- Given data:
────────────────────────────────────────

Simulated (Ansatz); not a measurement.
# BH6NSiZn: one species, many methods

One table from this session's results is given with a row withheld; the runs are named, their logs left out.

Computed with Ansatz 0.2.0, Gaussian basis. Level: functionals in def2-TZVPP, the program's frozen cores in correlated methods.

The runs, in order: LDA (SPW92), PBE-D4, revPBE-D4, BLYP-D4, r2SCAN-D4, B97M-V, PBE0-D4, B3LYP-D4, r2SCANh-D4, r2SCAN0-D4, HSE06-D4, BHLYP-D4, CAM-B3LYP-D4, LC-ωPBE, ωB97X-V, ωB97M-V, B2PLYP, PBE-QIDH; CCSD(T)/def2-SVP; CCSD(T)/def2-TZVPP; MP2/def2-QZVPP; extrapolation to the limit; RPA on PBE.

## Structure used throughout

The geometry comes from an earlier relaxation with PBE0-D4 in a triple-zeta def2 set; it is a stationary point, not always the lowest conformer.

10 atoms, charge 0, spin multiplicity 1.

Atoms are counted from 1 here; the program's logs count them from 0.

────────────────────────────────────────

- Assignment: The material must be duplicated in full, with each line kept exact.

- Your solution:
Simulated (Ansatz); not a measurement.
# BH6NSiZn: one species, many methods

One table from this session's results is given with a row withheld; the runs are named, their logs left out.

Computed with Ansatz 0.2.0, Gaussian basis. Level: functionals in def2-TZVPP, the program's frozen cores in correlated methods.

The runs, in order: LDA (SPW92), PBE-D4, revPBE-D4, BLYP-D4, r2SCAN-D4, B97M-V, PBE0-D4, B3LYP-D4, r2SCANh-D4, r2SCAN0-D4, HSE06-D4, BHLYP-D4, CAM-B3LYP-D4, LC-ωPBE, ωB97X-V, ωB97M-V, B2PLYP, PBE-QIDH; CCSD(T)/def2-SVP; CCSD(T)/def2-TZVPP; MP2/def2-QZVPP; extrapolation to the limit; RPA on PBE.

## Structure used throughout

The geometry comes from an earlier relaxation with PBE0-D4 in a triple-zeta def2 set; it is a stationary point, not always the lowest conformer.

10 atoms, charge 0, spin multiplicity 1.

Atoms are counted from 1 here; the program's logs count them from 0.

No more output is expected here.